> **Data records**
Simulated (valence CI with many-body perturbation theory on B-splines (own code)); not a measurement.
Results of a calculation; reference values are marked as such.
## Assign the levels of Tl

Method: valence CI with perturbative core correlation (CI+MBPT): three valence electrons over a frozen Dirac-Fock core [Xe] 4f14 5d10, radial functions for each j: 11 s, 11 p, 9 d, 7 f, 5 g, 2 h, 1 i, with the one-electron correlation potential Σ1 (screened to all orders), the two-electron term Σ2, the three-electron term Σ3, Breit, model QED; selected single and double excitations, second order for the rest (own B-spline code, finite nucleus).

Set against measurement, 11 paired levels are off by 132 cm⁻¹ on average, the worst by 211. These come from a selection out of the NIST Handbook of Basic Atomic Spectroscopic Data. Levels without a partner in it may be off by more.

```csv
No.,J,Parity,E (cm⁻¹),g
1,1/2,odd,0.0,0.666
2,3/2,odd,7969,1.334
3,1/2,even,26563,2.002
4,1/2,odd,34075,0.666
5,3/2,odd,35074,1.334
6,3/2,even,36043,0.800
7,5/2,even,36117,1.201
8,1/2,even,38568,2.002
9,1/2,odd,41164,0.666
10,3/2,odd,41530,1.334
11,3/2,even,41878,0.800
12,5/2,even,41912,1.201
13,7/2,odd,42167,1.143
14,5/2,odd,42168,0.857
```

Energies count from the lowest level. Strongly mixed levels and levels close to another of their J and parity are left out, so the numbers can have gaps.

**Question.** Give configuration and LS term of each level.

> **Action item**
Output exactly the leading lines of the data, up to and including the line marked by "Energies count from".

> **Written solution**
Simulated (valence CI with many-body perturbation theory on B-splines (own code)); not a measurement.
Results of a calculation; reference values are marked as such.
## Assign the levels of Tl

Method: valence CI with perturbative core correlation (CI+MBPT): three valence electrons over a frozen Dirac-Fock core [Xe] 4f14 5d10, radial functions for each j: 11 s, 11 p, 9 d, 7 f, 5 g, 2 h, 1 i, with the one-electron correlation potential Σ1 (screened to all orders), the two-electron term Σ2, the three-electron term Σ3, Breit, model QED; selected single and double excitations, second order for the rest (own B-spline code, finite nucleus).

Set against measurement, 11 paired levels are off by 132 cm⁻¹ on average, the worst by 211. These come from a selection out of the NIST Handbook of Basic Atomic Spectroscopic Data. Levels without a partner in it may be off by more.

```csv
No.,J,Parity,E (cm⁻¹),g
1,1/2,odd,0.0,0.666
2,3/2,odd,7969,1.334
3,1/2,even,26563,2.002
4,1/2,odd,34075,0.666
5,3/2,odd,35074,1.334
6,3/2,even,36043,0.800
7,5/2,even,36117,1.201
8,1/2,even,38568,2.002
9,1/2,odd,41164,0.666
10,3/2,odd,41530,1.334
11,3/2,even,41878,0.800
12,5/2,even,41912,1.201
13,7/2,odd,42167,1.143
14,5/2,odd,42168,0.857
```

Energies count from the lowest level. Strongly mixed levels and levels close to another of their J and parity are left out, so the numbers can have gaps.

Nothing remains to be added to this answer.